· · · · · · ·

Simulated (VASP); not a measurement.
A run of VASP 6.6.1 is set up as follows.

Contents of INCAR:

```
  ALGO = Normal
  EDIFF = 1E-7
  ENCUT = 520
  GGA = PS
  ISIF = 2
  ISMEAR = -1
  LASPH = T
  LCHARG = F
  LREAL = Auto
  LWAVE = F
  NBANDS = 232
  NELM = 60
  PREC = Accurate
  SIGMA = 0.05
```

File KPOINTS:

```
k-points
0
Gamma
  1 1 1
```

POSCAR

· · · · · · ·

*REQUIREMENT*. The answer must be the data above, repeated exactly as it stands.

*ANSWER AREA*.
Simulated (VASP); not a measurement.
A run of VASP 6.6.1 is set up as follows.

Contents of INCAR:

```
  ALGO = Normal
  EDIFF = 1E-7
  ENCUT = 520
  GGA = PS
  ISIF = 2
  ISMEAR = -1
  LASPH = T
  LCHARG = F
  LREAL = Auto
  LWAVE = F
  NBANDS = 232
  NELM = 60
  PREC = Accurate
  SIGMA = 0.05
```

File KPOINTS:

```
k-points
0
Gamma
  1 1 1
```

POSCAR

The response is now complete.